◇ ◇ ◇ ◇

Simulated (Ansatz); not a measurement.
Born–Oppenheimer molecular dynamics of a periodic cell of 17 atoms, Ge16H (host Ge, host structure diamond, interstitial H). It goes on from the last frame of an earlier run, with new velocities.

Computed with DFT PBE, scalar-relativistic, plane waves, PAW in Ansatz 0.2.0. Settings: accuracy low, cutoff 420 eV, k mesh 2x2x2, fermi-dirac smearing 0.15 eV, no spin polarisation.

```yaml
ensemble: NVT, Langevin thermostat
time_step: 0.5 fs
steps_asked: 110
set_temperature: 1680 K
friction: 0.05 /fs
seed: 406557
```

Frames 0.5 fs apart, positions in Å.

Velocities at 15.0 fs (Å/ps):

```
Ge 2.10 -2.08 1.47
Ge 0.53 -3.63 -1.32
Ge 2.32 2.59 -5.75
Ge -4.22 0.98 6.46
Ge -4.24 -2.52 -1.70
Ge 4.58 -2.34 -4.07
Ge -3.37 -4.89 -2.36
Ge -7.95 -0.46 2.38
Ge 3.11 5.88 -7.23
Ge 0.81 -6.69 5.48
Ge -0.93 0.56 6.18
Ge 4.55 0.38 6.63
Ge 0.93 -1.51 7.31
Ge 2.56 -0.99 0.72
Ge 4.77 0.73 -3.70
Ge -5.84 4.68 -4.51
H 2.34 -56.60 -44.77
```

◇ ◇ ◇ ◇

= Requirement =
Reproduce exactly the lines from the beginning of the entries above up to and including the line that contains "Born–Oppenheimer molecular dynamics".

= Task result =
Simulated (Ansatz); not a measurement.
Born–Oppenheimer molecular dynamics of a periodic cell of 17 atoms, Ge16H (host Ge, host structure diamond, interstitial H). It goes on from the last frame of an earlier run, with new velocities.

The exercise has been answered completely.